Work order:
Print verbatim the opening line of the material and every subsequent line through the one containing "Constants: k_B = 8.617333262e-05".

Extracted information:
▬▬▬
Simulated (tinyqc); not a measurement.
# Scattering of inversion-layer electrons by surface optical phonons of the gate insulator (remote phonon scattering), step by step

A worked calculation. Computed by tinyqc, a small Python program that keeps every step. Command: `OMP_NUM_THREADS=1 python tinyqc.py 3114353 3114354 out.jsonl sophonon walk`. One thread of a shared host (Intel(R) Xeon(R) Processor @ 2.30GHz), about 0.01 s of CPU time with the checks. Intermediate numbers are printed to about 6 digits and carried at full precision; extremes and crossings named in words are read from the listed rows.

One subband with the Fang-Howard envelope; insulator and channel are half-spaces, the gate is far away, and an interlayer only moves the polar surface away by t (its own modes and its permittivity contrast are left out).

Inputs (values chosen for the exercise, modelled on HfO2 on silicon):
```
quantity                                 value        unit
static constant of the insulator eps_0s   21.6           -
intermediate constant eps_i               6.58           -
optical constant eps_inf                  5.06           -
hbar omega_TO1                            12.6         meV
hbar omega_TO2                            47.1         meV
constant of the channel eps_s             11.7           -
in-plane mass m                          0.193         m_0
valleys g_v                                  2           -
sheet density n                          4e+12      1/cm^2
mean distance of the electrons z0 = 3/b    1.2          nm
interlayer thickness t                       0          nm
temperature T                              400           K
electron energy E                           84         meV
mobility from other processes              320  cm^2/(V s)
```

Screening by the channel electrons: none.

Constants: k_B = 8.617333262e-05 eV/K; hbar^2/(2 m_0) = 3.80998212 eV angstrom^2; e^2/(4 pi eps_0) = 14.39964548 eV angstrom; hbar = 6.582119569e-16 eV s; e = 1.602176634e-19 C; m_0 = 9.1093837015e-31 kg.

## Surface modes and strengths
▬▬▬

Answer space:
Simulated (tinyqc); not a measurement.
# Scattering of inversion-layer electrons by surface optical phonons of the gate insulator (remote phonon scattering), step by step

A worked calculation. Computed by tinyqc, a small Python program that keeps every step. Command: `OMP_NUM_THREADS=1 python tinyqc.py 3114353 3114354 out.jsonl sophonon walk`. One thread of a shared host (Intel(R) Xeon(R) Processor @ 2.30GHz), about 0.01 s of CPU time with the checks. Intermediate numbers are printed to about 6 digits and carried at full precision; extremes and crossings named in words are read from the listed rows.

One subband with the Fang-Howard envelope; insulator and channel are half-spaces, the gate is far away, and an interlayer only moves the polar surface away by t (its own modes and its permittivity contrast are left out).

Inputs (values chosen for the exercise, modelled on HfO2 on silicon):
```
quantity                                 value        unit
static constant of the insulator eps_0s   21.6           -
intermediate constant eps_i               6.58           -
optical constant eps_inf                  5.06           -
hbar omega_TO1                            12.6         meV
hbar omega_TO2                            47.1         meV
constant of the channel eps_s             11.7           -
in-plane mass m                          0.193         m_0
valleys g_v                                  2           -
sheet density n                          4e+12      1/cm^2
mean distance of the electrons z0 = 3/b    1.2          nm
interlayer thickness t                       0          nm
temperature T                              400           K
electron energy E                           84         meV
mobility from other processes              320  cm^2/(V s)
```

Screening by the channel electrons: none.

Constants: k_B = 8.617333262e-05 eV/K; hbar^2/(2 m_0) = 3.80998212 eV angstrom^2; e^2/(4 pi eps_0) = 14.39964548 eV angstrom; hbar = 6.582119569e-16 eV s; e = 1.602176634e-19 C; m_0 = 9.1093837015e-31 kg.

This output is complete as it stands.